--------------------

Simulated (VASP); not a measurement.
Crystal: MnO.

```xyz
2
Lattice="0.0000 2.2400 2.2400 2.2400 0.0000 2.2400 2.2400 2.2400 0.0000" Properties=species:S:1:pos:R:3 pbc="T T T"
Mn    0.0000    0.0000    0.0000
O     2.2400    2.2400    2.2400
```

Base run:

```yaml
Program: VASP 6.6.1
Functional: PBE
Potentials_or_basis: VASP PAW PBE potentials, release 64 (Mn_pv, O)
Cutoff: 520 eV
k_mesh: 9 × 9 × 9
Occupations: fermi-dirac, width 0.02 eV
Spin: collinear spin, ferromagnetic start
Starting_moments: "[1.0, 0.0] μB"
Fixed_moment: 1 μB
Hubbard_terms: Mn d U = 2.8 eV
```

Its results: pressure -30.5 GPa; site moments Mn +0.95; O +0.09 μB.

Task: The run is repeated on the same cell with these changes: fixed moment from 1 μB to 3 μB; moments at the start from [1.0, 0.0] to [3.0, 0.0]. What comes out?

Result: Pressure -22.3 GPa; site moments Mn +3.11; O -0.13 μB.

--------------------

* [ACTION ITEM]
Please restate the data word for word, every record included.

* [YOUR SOLUTION]
Simulated (VASP); not a measurement.
Crystal: MnO.

```xyz
2
Lattice="0.0000 2.2400 2.2400 2.2400 0.0000 2.2400 2.2400 2.2400 0.0000" Properties=species:S:1:pos:R:3 pbc="T T T"
Mn    0.0000    0.0000    0.0000
O     2.2400    2.2400    2.2400
```

Base run:

```yaml
Program: VASP 6.6.1
Functional: PBE
Potentials_or_basis: VASP PAW PBE potentials, release 64 (Mn_pv, O)
Cutoff: 520 eV
k_mesh: 9 × 9 × 9
Occupations: fermi-dirac, width 0.02 eV
Spin: collinear spin, ferromagnetic start
Starting_moments: "[1.0, 0.0] μB"
Fixed_moment: 1 μB
Hubbard_terms: Mn d U = 2.8 eV
```

Its results: pressure -30.5 GPa; site moments Mn +0.95; O +0.09 μB.

Task: The run is repeated on the same cell with these changes: fixed moment from 1 μB to 3 μB; moments at the start from [1.0, 0.0] to [3.0, 0.0]. What comes out?

Result: Pressure -22.3 GPa; site moments Mn +3.11; O -0.13 μB.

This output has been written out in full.